▶ [TASK ITEM]:
Give every entry again precisely as it appears.

--- --- ---

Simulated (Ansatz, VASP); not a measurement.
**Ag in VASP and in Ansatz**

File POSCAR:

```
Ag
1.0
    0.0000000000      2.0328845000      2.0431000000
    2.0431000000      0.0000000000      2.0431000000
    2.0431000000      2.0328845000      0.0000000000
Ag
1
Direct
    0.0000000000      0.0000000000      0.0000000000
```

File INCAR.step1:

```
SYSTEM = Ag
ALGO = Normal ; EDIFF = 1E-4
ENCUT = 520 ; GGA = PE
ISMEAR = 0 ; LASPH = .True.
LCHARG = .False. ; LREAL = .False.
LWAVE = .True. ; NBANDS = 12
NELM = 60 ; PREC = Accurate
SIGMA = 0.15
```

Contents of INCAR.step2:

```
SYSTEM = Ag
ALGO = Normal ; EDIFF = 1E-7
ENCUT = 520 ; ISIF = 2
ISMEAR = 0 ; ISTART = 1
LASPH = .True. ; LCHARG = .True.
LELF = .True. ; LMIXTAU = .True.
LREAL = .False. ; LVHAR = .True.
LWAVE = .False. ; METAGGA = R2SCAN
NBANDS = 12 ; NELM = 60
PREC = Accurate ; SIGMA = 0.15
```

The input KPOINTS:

--- --- ---

▶ [YOUR RESPONSE]:
Simulated (Ansatz, VASP); not a measurement.
**Ag in VASP and in Ansatz**

File POSCAR:

```
Ag
1.0
    0.0000000000      2.0328845000      2.0431000000
    2.0431000000      0.0000000000      2.0431000000
    2.0431000000      2.0328845000      0.0000000000
Ag
1
Direct
    0.0000000000      0.0000000000      0.0000000000
```

File INCAR.step1:

```
SYSTEM = Ag
ALGO = Normal ; EDIFF = 1E-4
ENCUT = 520 ; GGA = PE
ISMEAR = 0 ; LASPH = .True.
LCHARG = .False. ; LREAL = .False.
LWAVE = .True. ; NBANDS = 12
NELM = 60 ; PREC = Accurate
SIGMA = 0.15
```

Contents of INCAR.step2:

```
SYSTEM = Ag
ALGO = Normal ; EDIFF = 1E-7
ENCUT = 520 ; ISIF = 2
ISMEAR = 0 ; ISTART = 1
LASPH = .True. ; LCHARG = .True.
LELF = .True. ; LMIXTAU = .True.
LREAL = .False. ; LVHAR = .True.
LWAVE = .False. ; METAGGA = R2SCAN
NBANDS = 12 ; NELM = 60
PREC = Accurate ; SIGMA = 0.15
```

The input KPOINTS:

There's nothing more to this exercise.